• Brief:
Only these lines are needed: the first line of the entries below through the line with "The input as", each returned exactly.

Start of Block
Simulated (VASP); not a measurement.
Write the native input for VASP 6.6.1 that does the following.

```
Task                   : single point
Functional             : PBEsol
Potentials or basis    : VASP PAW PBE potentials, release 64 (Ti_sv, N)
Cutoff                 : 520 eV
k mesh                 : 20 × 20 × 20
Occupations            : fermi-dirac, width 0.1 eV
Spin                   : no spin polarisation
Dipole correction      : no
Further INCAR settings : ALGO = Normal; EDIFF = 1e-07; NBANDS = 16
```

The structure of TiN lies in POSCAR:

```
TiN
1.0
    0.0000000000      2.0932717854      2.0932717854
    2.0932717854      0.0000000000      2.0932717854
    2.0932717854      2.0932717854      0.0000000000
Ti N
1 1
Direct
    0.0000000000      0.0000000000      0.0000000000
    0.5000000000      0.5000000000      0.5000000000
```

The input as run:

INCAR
End of Block

• Task result:
Simulated (VASP); not a measurement.
Write the native input for VASP 6.6.1 that does the following.

```
Task                   : single point
Functional             : PBEsol
Potentials or basis    : VASP PAW PBE potentials, release 64 (Ti_sv, N)
Cutoff                 : 520 eV
k mesh                 : 20 × 20 × 20
Occupations            : fermi-dirac, width 0.1 eV
Spin                   : no spin polarisation
Dipole correction      : no
Further INCAR settings : ALGO = Normal; EDIFF = 1e-07; NBANDS = 16
```

The structure of TiN lies in POSCAR:

```
TiN
1.0
    0.0000000000      2.0932717854      2.0932717854
    2.0932717854      0.0000000000      2.0932717854
    2.0932717854      2.0932717854      0.0000000000
Ti N
1 1
Direct
    0.0000000000      0.0000000000      0.0000000000
    0.5000000000      0.5000000000      0.5000000000
```

The input as run:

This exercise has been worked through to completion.